***** Data listing *****

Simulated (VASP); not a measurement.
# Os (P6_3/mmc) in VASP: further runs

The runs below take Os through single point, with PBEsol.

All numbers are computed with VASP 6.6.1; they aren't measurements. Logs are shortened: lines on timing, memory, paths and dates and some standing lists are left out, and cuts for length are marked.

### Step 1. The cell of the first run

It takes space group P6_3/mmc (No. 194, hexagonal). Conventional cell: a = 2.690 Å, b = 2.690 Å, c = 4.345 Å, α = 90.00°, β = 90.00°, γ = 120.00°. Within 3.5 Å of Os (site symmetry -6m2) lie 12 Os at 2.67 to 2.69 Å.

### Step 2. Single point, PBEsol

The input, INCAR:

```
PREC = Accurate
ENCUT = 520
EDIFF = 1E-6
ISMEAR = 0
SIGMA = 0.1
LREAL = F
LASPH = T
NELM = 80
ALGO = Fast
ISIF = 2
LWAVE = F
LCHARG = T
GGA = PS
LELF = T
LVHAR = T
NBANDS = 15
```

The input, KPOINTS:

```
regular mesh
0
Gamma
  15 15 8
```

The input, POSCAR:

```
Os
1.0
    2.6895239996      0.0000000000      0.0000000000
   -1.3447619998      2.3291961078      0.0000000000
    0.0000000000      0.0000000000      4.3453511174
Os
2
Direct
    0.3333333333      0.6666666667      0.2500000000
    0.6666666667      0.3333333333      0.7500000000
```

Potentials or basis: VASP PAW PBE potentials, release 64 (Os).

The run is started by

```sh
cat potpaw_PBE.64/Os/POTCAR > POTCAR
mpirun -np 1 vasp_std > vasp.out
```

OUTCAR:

*****

> **Action item**:
From the records above, print exactly the lines that run from the line with "All numbers are" to the line with "### Step 1. The cell of the first run", inclusive.

> **Response box**:
All numbers are computed with VASP 6.6.1; they aren't measurements. Logs are shortened: lines on timing, memory, paths and dates and some standing lists are left out, and cuts for length are marked.

### Step 1. The cell of the first run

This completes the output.